> EXERCISE
Produce an exact copy of the first line of the data below and each line after it, please, up to and including the one with "- Occupations: fermi-dirac, width 0.05 eV".

= = = = =

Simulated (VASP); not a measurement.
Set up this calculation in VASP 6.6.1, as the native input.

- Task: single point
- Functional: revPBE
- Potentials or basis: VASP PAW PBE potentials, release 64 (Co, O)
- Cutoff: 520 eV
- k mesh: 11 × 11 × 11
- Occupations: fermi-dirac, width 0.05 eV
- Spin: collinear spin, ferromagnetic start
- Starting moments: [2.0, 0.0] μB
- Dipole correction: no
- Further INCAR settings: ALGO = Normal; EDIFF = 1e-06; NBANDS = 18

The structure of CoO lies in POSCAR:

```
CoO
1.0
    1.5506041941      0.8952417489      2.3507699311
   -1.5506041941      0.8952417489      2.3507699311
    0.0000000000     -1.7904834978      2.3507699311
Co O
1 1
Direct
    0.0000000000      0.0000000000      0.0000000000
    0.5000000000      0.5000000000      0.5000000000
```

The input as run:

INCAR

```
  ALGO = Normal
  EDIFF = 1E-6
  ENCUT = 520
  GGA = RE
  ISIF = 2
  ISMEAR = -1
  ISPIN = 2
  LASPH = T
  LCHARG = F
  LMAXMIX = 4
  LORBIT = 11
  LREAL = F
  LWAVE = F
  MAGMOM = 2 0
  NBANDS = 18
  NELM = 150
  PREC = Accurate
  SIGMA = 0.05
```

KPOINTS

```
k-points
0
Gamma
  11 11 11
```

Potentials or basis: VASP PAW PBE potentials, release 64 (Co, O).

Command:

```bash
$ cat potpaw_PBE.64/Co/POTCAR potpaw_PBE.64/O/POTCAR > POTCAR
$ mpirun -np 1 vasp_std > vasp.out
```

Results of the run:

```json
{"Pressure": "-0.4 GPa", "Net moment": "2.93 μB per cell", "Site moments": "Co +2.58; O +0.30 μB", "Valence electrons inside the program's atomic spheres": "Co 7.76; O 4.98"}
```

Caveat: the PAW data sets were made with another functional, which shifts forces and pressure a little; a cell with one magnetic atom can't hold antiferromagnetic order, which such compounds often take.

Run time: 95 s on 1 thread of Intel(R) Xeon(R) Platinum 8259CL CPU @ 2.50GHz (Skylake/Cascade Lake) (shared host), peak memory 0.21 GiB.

= = = = =

> EXERCISE ANSWER
Simulated (VASP); not a measurement.
Set up this calculation in VASP 6.6.1, as the native input.

- Task: single point
- Functional: revPBE
- Potentials or basis: VASP PAW PBE potentials, release 64 (Co, O)
- Cutoff: 520 eV
- k mesh: 11 × 11 × 11
- Occupations: fermi-dirac, width 0.05 eV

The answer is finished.